▶ _SOURCE INFORMATION_
+===+

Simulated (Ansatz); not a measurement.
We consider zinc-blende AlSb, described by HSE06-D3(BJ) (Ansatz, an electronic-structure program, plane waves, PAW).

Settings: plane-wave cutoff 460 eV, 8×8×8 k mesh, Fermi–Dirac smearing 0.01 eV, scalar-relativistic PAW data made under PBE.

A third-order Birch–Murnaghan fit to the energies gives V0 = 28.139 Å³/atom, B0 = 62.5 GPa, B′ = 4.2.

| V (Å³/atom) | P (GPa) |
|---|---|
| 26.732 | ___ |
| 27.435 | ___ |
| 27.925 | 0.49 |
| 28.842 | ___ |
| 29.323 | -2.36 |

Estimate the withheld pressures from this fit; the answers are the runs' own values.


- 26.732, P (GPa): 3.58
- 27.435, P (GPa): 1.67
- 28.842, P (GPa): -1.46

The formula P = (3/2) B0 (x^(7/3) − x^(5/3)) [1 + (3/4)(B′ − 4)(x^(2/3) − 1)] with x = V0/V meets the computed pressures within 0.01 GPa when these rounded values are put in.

+===+

▶ _BRIEF_
Beginning at the line with "A third-order Birch–Murnaghan" and ending at the line with "- 28.842, P (GPa): -1.46", reproduce each line of the data above exactly, and add no other lines.

▶ _TASK RESPONSE_
A third-order Birch–Murnaghan fit to the energies gives V0 = 28.139 Å³/atom, B0 = 62.5 GPa, B′ = 4.2.

| V (Å³/atom) | P (GPa) |
|---|---|
| 26.732 | ___ |
| 27.435 | ___ |
| 27.925 | 0.49 |
| 28.842 | ___ |
| 29.323 | -2.36 |

Estimate the withheld pressures from this fit; the answers are the runs' own values.


- 26.732, P (GPa): 3.58
- 27.435, P (GPa): 1.67
- 28.842, P (GPa): -1.46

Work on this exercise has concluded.